----------------------------------------

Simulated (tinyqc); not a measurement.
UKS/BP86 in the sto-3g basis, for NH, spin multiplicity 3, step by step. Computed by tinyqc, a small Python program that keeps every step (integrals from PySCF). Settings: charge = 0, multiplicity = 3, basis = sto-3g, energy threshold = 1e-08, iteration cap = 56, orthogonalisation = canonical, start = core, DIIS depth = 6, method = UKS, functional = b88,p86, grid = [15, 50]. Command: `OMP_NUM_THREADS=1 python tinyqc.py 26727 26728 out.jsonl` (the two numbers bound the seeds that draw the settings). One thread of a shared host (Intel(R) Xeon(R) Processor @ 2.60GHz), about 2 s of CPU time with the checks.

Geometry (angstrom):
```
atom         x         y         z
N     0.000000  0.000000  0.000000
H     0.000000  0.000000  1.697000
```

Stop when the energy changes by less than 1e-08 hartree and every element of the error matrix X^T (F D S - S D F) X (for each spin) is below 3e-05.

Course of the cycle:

----------------------------------------

- Action item -
An exact copy of the data is needed.

- Your solution -
Simulated (tinyqc); not a measurement.
UKS/BP86 in the sto-3g basis, for NH, spin multiplicity 3, step by step. Computed by tinyqc, a small Python program that keeps every step (integrals from PySCF). Settings: charge = 0, multiplicity = 3, basis = sto-3g, energy threshold = 1e-08, iteration cap = 56, orthogonalisation = canonical, start = core, DIIS depth = 6, method = UKS, functional = b88,p86, grid = [15, 50]. Command: `OMP_NUM_THREADS=1 python tinyqc.py 26727 26728 out.jsonl` (the two numbers bound the seeds that draw the settings). One thread of a shared host (Intel(R) Xeon(R) Processor @ 2.60GHz), about 2 s of CPU time with the checks.

Geometry (angstrom):
```
atom         x         y         z
N     0.000000  0.000000  0.000000
H     0.000000  0.000000  1.697000
```

Stop when the energy changes by less than 1e-08 hartree and every element of the error matrix X^T (F D S - S D F) X (for each spin) is below 3e-05.

Course of the cycle:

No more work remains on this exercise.